# Listed records
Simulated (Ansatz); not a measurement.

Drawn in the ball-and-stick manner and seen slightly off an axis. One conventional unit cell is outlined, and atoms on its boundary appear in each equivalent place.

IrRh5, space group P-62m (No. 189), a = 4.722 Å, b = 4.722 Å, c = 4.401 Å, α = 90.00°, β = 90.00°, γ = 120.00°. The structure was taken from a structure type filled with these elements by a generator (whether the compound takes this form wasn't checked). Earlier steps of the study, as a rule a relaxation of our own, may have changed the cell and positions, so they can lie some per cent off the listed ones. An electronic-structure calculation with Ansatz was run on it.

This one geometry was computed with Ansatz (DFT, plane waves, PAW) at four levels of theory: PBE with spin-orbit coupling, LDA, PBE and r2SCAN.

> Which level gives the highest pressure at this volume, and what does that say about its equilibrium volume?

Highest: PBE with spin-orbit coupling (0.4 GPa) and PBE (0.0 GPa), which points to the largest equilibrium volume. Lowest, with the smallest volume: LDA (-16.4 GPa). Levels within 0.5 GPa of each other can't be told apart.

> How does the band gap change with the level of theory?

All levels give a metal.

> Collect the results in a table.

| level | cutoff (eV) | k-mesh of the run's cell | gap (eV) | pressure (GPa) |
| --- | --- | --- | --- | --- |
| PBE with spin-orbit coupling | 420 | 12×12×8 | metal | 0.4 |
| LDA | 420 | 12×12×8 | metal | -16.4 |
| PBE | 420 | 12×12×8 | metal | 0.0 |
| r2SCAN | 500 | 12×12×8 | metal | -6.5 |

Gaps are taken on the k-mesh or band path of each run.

# Required action
From the records above, extract exactly and only the lines that begin at the line with "in a table." and stop after the line with "metal | -6.5 |".

# Exercise solution
> Collect the results in a table.

| level | cutoff (eV) | k-mesh of the run's cell | gap (eV) | pressure (GPa) |
| --- | --- | --- | --- | --- |
| PBE with spin-orbit coupling | 420 | 12×12×8 | metal | 0.4 |
| LDA | 420 | 12×12×8 | metal | -16.4 |
| PBE | 420 | 12×12×8 | metal | 0.0 |
| r2SCAN | 500 | 12×12×8 | metal | -6.5 |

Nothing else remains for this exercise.